## Excerpted data
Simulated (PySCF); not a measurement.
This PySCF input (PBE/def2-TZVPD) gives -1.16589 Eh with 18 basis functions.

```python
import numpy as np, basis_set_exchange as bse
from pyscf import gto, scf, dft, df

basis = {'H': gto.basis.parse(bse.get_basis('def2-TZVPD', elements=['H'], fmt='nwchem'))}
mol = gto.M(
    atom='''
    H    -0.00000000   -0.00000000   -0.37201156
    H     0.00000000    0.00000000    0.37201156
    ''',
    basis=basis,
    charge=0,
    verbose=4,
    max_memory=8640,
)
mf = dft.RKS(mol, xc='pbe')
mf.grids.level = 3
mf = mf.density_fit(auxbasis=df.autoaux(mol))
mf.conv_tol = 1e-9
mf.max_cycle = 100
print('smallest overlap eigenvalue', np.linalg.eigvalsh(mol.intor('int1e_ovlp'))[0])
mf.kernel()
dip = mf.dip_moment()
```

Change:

## Work instruction
In full and without edits, return the listing.

## Worked solution
Simulated (PySCF); not a measurement.
This PySCF input (PBE/def2-TZVPD) gives -1.16589 Eh with 18 basis functions.

```python
import numpy as np, basis_set_exchange as bse
from pyscf import gto, scf, dft, df

basis = {'H': gto.basis.parse(bse.get_basis('def2-TZVPD', elements=['H'], fmt='nwchem'))}
mol = gto.M(
    atom='''
    H    -0.00000000   -0.00000000   -0.37201156
    H     0.00000000    0.00000000    0.37201156
    ''',
    basis=basis,
    charge=0,
    verbose=4,
    max_memory=8640,
)
mf = dft.RKS(mol, xc='pbe')
mf.grids.level = 3
mf = mf.density_fit(auxbasis=df.autoaux(mol))
mf.conv_tol = 1e-9
mf.max_cycle = 100
print('smallest overlap eigenvalue', np.linalg.eigvalsh(mol.intor('int1e_ovlp'))[0])
mf.kernel()
dip = mf.dip_moment()
```

Change:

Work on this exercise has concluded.